(WORK TASK) Send back every line of the data exactly.

....................

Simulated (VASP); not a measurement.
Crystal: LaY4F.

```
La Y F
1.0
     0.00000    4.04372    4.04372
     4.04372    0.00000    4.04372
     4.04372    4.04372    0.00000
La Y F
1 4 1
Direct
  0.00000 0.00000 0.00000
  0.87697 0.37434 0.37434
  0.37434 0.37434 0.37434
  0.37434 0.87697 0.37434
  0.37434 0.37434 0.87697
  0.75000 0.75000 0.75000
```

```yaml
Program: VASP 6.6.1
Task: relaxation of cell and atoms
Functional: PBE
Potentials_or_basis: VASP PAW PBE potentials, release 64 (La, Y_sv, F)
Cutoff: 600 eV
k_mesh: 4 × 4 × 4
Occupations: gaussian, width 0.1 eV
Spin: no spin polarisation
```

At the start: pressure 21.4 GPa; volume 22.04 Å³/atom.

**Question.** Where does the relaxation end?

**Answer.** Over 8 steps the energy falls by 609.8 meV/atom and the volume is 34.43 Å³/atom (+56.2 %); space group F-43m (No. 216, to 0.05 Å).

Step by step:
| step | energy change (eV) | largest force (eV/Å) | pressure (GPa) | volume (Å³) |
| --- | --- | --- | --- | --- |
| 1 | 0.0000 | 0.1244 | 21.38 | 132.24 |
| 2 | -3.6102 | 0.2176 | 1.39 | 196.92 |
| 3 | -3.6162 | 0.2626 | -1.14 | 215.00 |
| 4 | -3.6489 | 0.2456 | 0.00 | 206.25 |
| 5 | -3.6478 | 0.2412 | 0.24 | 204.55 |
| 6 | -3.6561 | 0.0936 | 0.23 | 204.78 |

....................

(RESPONSE)
Simulated (VASP); not a measurement.
Crystal: LaY4F.

```
La Y F
1.0
     0.00000    4.04372    4.04372
     4.04372    0.00000    4.04372
     4.04372    4.04372    0.00000
La Y F
1 4 1
Direct
  0.00000 0.00000 0.00000
  0.87697 0.37434 0.37434
  0.37434 0.37434 0.37434
  0.37434 0.87697 0.37434
  0.37434 0.37434 0.87697
  0.75000 0.75000 0.75000
```

```yaml
Program: VASP 6.6.1
Task: relaxation of cell and atoms
Functional: PBE
Potentials_or_basis: VASP PAW PBE potentials, release 64 (La, Y_sv, F)
Cutoff: 600 eV
k_mesh: 4 × 4 × 4
Occupations: gaussian, width 0.1 eV
Spin: no spin polarisation
```

At the start: pressure 21.4 GPa; volume 22.04 Å³/atom.

**Question.** Where does the relaxation end?

**Answer.** Over 8 steps the energy falls by 609.8 meV/atom and the volume is 34.43 Å³/atom (+56.2 %); space group F-43m (No. 216, to 0.05 Å).

Step by step:
| step | energy change (eV) | largest force (eV/Å) | pressure (GPa) | volume (Å³) |
| --- | --- | --- | --- | --- |
| 1 | 0.0000 | 0.1244 | 21.38 | 132.24 |
| 2 | -3.6102 | 0.2176 | 1.39 | 196.92 |
| 3 | -3.6162 | 0.2626 | -1.14 | 215.00 |
| 4 | -3.6489 | 0.2456 | 0.00 | 206.25 |
| 5 | -3.6478 | 0.2412 | 0.24 | 204.55 |
| 6 | -3.6561 | 0.0936 | 0.23 | 204.78 |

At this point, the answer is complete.